ENTRIES SHOWN: Begin

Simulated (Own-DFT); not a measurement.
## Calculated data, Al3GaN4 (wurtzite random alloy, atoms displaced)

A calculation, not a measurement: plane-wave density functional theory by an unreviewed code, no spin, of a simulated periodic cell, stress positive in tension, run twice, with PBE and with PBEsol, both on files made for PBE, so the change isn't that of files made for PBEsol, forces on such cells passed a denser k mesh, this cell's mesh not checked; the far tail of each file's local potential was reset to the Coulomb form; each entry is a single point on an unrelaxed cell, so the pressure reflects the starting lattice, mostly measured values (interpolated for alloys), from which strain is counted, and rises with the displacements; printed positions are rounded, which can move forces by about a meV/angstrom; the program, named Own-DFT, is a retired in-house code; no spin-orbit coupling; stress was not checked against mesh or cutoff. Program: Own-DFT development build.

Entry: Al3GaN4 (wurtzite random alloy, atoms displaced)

ENTRIES SHOWN: End

WORK REQUEST: Take the lines from the start of the records through the line holding "## Calculated data, Al3GaN4", both included, and please print them exactly, with nothing else.

RESPONSE BOX:
Simulated (Own-DFT); not a measurement.
## Calculated data, Al3GaN4 (wurtzite random alloy, atoms displaced)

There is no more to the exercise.